Assigned task: Return the lines of the data below exactly. Start at the first and end with the line containing "-0.209 | -0.574 |".

Source data:
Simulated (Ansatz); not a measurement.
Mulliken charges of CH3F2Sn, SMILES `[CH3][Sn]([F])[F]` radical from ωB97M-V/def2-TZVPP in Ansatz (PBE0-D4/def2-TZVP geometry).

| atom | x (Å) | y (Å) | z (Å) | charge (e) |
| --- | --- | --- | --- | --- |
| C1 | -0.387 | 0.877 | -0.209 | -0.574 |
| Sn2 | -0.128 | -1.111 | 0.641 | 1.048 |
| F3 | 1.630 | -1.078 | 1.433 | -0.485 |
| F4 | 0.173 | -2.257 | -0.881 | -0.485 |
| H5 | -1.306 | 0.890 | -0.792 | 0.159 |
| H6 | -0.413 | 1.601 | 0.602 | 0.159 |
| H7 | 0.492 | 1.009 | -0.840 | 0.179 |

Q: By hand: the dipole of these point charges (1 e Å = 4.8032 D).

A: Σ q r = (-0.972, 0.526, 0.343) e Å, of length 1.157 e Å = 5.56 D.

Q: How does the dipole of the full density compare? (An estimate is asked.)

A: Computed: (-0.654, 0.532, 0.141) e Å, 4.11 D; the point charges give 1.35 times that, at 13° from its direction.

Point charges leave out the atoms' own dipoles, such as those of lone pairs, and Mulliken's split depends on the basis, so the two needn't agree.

Exercise solution:
Simulated (Ansatz); not a measurement.
Mulliken charges of CH3F2Sn, SMILES `[CH3][Sn]([F])[F]` radical from ωB97M-V/def2-TZVPP in Ansatz (PBE0-D4/def2-TZVP geometry).

| atom | x (Å) | y (Å) | z (Å) | charge (e) |
| --- | --- | --- | --- | --- |
| C1 | -0.387 | 0.877 | -0.209 | -0.574 |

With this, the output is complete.